Brief:
Reproduce, exactly and in full, only the lines below from the one containing "- pcseg-0, HF: 0.0637" through the one containing "- aug-pcseg-2, HF: 0.0009".

┌─ Given entries

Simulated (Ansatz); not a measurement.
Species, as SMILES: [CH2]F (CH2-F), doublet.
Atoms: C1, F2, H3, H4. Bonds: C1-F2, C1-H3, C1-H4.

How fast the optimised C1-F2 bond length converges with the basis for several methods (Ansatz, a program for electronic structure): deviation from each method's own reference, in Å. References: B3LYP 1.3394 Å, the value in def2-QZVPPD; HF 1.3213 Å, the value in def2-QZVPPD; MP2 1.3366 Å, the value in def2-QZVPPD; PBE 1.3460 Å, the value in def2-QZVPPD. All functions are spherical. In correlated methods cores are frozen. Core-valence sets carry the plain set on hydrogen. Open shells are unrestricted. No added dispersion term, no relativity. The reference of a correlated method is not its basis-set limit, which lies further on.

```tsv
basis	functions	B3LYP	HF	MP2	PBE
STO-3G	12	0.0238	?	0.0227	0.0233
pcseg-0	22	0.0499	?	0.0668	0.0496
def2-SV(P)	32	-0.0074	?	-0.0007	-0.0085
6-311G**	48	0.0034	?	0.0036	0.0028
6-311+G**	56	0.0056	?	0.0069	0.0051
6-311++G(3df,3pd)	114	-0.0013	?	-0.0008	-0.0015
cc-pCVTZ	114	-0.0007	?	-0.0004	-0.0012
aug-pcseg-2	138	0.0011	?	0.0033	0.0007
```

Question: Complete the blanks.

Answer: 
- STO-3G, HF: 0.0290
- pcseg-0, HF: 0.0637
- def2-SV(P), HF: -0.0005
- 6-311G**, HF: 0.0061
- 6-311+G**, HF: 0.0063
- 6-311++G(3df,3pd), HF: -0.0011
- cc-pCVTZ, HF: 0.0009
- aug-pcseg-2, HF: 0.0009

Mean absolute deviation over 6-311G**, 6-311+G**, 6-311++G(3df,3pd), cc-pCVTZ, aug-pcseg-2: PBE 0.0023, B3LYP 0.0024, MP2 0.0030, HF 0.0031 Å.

└─

Answer box:
- pcseg-0, HF: 0.0637
- def2-SV(P), HF: -0.0005
- 6-311G**, HF: 0.0061
- 6-311+G**, HF: 0.0063
- 6-311++G(3df,3pd), HF: -0.0011
- cc-pCVTZ, HF: 0.0009
- aug-pcseg-2, HF: 0.0009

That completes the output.